**Data shown**
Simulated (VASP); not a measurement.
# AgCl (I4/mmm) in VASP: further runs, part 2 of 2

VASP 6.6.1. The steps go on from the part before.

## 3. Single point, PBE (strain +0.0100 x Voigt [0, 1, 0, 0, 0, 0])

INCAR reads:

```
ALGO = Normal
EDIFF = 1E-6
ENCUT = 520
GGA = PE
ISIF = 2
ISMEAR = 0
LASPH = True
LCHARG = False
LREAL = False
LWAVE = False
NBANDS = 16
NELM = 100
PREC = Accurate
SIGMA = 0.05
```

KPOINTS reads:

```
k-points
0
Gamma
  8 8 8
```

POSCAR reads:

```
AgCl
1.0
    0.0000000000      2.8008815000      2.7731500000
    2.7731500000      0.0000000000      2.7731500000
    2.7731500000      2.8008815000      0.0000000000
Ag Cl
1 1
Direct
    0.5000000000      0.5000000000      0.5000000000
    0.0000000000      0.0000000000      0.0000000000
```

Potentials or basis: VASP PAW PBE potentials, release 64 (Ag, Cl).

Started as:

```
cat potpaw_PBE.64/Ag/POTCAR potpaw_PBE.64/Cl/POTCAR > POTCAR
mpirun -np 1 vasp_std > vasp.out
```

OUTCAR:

**Assigned task**
From the first line to the last, reproduce the data above exactly.

**Response box**
Simulated (VASP); not a measurement.
# AgCl (I4/mmm) in VASP: further runs, part 2 of 2

VASP 6.6.1. The steps go on from the part before.

## 3. Single point, PBE (strain +0.0100 x Voigt [0, 1, 0, 0, 0, 0])

INCAR reads:

```
ALGO = Normal
EDIFF = 1E-6
ENCUT = 520
GGA = PE
ISIF = 2
ISMEAR = 0
LASPH = True
LCHARG = False
LREAL = False
LWAVE = False
NBANDS = 16
NELM = 100
PREC = Accurate
SIGMA = 0.05
```

KPOINTS reads:

```
k-points
0
Gamma
  8 8 8
```

POSCAR reads:

```
AgCl
1.0
    0.0000000000      2.8008815000      2.7731500000
    2.7731500000      0.0000000000      2.7731500000
    2.7731500000      2.8008815000      0.0000000000
Ag Cl
1 1
Direct
    0.5000000000      0.5000000000      0.5000000000
    0.0000000000      0.0000000000      0.0000000000
```

Potentials or basis: VASP PAW PBE potentials, release 64 (Ag, Cl).

Started as:

```
cat potpaw_PBE.64/Ag/POTCAR potpaw_PBE.64/Cl/POTCAR > POTCAR
mpirun -np 1 vasp_std > vasp.out
```

OUTCAR:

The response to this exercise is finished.